» Recorded information:
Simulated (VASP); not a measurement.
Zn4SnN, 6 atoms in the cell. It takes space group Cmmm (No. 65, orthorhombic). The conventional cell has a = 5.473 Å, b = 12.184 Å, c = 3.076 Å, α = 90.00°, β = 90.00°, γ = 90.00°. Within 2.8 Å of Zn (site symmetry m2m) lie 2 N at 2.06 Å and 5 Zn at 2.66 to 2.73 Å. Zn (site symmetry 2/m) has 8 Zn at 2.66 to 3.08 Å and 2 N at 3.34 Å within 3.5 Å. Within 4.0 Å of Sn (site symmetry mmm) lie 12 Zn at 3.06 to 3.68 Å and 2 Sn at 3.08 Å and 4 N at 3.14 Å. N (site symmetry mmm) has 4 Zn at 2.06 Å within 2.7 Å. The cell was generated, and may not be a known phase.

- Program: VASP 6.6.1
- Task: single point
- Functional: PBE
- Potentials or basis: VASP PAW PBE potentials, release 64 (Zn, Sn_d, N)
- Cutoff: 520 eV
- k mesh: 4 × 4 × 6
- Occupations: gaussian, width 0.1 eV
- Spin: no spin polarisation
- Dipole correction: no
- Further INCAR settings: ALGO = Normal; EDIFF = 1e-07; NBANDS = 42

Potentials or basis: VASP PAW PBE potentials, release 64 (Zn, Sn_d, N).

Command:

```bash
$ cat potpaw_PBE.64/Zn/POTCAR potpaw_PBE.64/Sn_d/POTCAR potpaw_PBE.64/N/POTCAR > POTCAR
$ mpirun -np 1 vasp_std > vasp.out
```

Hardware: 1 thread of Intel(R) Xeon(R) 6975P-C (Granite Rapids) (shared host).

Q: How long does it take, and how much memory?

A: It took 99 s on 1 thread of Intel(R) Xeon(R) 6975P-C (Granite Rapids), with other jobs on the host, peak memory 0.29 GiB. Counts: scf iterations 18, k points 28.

» Requirement: Reproduce the entries exactly, starting at their first line and stopping after the line with "Q: How long".

» Written answer:
Simulated (VASP); not a measurement.
Zn4SnN, 6 atoms in the cell. It takes space group Cmmm (No. 65, orthorhombic). The conventional cell has a = 5.473 Å, b = 12.184 Å, c = 3.076 Å, α = 90.00°, β = 90.00°, γ = 90.00°. Within 2.8 Å of Zn (site symmetry m2m) lie 2 N at 2.06 Å and 5 Zn at 2.66 to 2.73 Å. Zn (site symmetry 2/m) has 8 Zn at 2.66 to 3.08 Å and 2 N at 3.34 Å within 3.5 Å. Within 4.0 Å of Sn (site symmetry mmm) lie 12 Zn at 3.06 to 3.68 Å and 2 Sn at 3.08 Å and 4 N at 3.14 Å. N (site symmetry mmm) has 4 Zn at 2.06 Å within 2.7 Å. The cell was generated, and may not be a known phase.

- Program: VASP 6.6.1
- Task: single point
- Functional: PBE
- Potentials or basis: VASP PAW PBE potentials, release 64 (Zn, Sn_d, N)
- Cutoff: 520 eV
- k mesh: 4 × 4 × 6
- Occupations: gaussian, width 0.1 eV
- Spin: no spin polarisation
- Dipole correction: no
- Further INCAR settings: ALGO = Normal; EDIFF = 1e-07; NBANDS = 42

Potentials or basis: VASP PAW PBE potentials, release 64 (Zn, Sn_d, N).

Command:

```bash
$ cat potpaw_PBE.64/Zn/POTCAR potpaw_PBE.64/Sn_d/POTCAR potpaw_PBE.64/N/POTCAR > POTCAR
$ mpirun -np 1 vasp_std > vasp.out
```

Hardware: 1 thread of Intel(R) Xeon(R) 6975P-C (Granite Rapids) (shared host).

Q: How long does it take, and how much memory?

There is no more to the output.